*** Opening of Data records ***
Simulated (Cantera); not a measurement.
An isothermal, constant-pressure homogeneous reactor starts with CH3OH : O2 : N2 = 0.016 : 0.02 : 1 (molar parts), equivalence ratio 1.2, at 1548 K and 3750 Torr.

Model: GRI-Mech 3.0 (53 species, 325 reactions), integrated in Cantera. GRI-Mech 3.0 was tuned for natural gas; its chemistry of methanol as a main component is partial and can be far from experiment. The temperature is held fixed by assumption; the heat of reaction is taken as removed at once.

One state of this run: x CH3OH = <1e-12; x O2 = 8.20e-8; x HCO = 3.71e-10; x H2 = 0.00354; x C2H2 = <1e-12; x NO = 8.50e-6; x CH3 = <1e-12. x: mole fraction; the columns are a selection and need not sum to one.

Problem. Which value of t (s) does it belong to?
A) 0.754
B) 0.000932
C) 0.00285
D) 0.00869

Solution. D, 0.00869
*** Close of Data records ***

■ **Work instruction**: Nothing but the exact lines from the start of the material through the line holding "An isothermal, constant-pressure", both included, belongs in the answer.

■ **Worked solution**:
Simulated (Cantera); not a measurement.
An isothermal, constant-pressure homogeneous reactor starts with CH3OH : O2 : N2 = 0.016 : 0.02 : 1 (molar parts), equivalence ratio 1.2, at 1548 K and 3750 Torr.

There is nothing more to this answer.